**Assignment:** Reprint all entries without any alteration.

**Data provided:**
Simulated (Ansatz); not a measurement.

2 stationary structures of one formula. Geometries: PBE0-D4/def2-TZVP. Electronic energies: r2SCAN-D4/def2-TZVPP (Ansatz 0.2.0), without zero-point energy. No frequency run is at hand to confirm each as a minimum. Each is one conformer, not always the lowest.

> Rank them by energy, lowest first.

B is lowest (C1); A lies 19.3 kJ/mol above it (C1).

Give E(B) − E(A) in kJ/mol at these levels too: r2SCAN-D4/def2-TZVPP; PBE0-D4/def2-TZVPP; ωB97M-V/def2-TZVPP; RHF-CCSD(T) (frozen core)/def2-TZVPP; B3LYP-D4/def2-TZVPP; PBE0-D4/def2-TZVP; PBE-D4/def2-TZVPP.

**Exercise output:**
Simulated (Ansatz); not a measurement.

2 stationary structures of one formula. Geometries: PBE0-D4/def2-TZVP. Electronic energies: r2SCAN-D4/def2-TZVPP (Ansatz 0.2.0), without zero-point energy. No frequency run is at hand to confirm each as a minimum. Each is one conformer, not always the lowest.

> Rank them by energy, lowest first.

B is lowest (C1); A lies 19.3 kJ/mol above it (C1).

Give E(B) − E(A) in kJ/mol at these levels too: r2SCAN-D4/def2-TZVPP; PBE0-D4/def2-TZVPP; ωB97M-V/def2-TZVPP; RHF-CCSD(T) (frozen core)/def2-TZVPP; B3LYP-D4/def2-TZVPP; PBE0-D4/def2-TZVP; PBE-D4/def2-TZVPP.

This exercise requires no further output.